# DATA PROVIDED:

= = =

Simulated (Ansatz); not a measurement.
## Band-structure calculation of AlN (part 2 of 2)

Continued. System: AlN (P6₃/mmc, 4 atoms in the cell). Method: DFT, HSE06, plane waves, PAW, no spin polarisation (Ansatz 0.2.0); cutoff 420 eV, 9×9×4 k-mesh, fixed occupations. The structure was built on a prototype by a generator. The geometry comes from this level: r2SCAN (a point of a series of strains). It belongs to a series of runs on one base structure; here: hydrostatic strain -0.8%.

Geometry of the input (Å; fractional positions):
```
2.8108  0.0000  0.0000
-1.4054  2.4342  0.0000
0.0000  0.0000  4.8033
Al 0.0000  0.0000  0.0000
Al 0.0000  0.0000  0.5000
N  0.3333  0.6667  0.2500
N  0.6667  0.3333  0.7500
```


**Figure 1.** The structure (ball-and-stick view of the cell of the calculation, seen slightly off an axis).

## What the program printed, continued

= = =

# WORK ORDER:
Lines wanted from the listing above: the line with "## Band-structure calculation" up to and including the line with "off an axis).". Please write them out exactly, adding nothing else.

# TASK RESPONSE:
## Band-structure calculation of AlN (part 2 of 2)

Continued. System: AlN (P6₃/mmc, 4 atoms in the cell). Method: DFT, HSE06, plane waves, PAW, no spin polarisation (Ansatz 0.2.0); cutoff 420 eV, 9×9×4 k-mesh, fixed occupations. The structure was built on a prototype by a generator. The geometry comes from this level: r2SCAN (a point of a series of strains). It belongs to a series of runs on one base structure; here: hydrostatic strain -0.8%.

Geometry of the input (Å; fractional positions):
```
2.8108  0.0000  0.0000
-1.4054  2.4342  0.0000
0.0000  0.0000  4.8033
Al 0.0000  0.0000  0.0000
Al 0.0000  0.0000  0.5000
N  0.3333  0.6667  0.2500
N  0.6667  0.3333  0.7500
```


**Figure 1.** The structure (ball-and-stick view of the cell of the calculation, seen slightly off an axis).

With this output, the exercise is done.